• [WORK TASK] The response must contain every line of the records that follow, duplicated exactly.

• [GIVEN RECORDS]
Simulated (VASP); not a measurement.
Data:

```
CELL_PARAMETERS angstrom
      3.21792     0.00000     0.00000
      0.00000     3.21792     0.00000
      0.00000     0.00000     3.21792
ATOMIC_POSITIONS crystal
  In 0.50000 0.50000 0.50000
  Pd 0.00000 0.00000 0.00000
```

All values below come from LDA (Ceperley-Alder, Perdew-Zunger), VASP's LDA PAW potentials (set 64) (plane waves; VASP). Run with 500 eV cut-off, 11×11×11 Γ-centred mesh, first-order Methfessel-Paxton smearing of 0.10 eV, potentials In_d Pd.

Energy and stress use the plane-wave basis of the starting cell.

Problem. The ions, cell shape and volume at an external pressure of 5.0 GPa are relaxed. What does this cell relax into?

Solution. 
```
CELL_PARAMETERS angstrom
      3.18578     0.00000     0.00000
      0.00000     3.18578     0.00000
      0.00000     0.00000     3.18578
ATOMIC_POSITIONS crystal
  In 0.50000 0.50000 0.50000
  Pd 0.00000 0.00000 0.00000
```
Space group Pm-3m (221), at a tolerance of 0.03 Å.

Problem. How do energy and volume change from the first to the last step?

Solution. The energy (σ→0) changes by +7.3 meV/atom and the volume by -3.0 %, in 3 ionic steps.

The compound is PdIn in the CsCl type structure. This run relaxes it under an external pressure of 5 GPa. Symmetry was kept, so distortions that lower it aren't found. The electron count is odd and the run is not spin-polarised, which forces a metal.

• [TASK RESULT]
Simulated (VASP); not a measurement.
Data:

```
CELL_PARAMETERS angstrom
      3.21792     0.00000     0.00000
      0.00000     3.21792     0.00000
      0.00000     0.00000     3.21792
ATOMIC_POSITIONS crystal
  In 0.50000 0.50000 0.50000
  Pd 0.00000 0.00000 0.00000
```

All values below come from LDA (Ceperley-Alder, Perdew-Zunger), VASP's LDA PAW potentials (set 64) (plane waves; VASP). Run with 500 eV cut-off, 11×11×11 Γ-centred mesh, first-order Methfessel-Paxton smearing of 0.10 eV, potentials In_d Pd.

Energy and stress use the plane-wave basis of the starting cell.

Problem. The ions, cell shape and volume at an external pressure of 5.0 GPa are relaxed. What does this cell relax into?

Solution. 
```
CELL_PARAMETERS angstrom
      3.18578     0.00000     0.00000
      0.00000     3.18578     0.00000
      0.00000     0.00000     3.18578
ATOMIC_POSITIONS crystal
  In 0.50000 0.50000 0.50000
  Pd 0.00000 0.00000 0.00000
```
Space group Pm-3m (221), at a tolerance of 0.03 Å.

Problem. How do energy and volume change from the first to the last step?

Solution. The energy (σ→0) changes by +7.3 meV/atom and the volume by -3.0 %, in 3 ionic steps.

The compound is PdIn in the CsCl type structure. This run relaxes it under an external pressure of 5 GPa. Symmetry was kept, so distortions that lower it aren't found. The electron count is odd and the run is not spin-polarised, which forces a metal.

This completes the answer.